Extracted records →
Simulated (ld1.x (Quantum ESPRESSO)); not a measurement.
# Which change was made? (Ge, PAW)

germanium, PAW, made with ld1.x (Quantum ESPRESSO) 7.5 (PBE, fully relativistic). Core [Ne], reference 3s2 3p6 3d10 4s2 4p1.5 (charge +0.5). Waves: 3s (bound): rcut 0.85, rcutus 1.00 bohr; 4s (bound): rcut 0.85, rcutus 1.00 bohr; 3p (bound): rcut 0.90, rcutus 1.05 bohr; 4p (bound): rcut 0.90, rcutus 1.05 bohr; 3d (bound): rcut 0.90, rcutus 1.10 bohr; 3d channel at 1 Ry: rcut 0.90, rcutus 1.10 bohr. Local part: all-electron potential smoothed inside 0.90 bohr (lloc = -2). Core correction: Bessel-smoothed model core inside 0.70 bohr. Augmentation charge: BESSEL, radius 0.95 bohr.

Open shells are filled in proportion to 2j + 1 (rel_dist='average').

Work instruction →
Exactly as written, reproduce the lines of the data above from the first line through the line where "# Which change was made? (Ge, PAW)" appears.

Response area →
Simulated (ld1.x (Quantum ESPRESSO)); not a measurement.
# Which change was made? (Ge, PAW)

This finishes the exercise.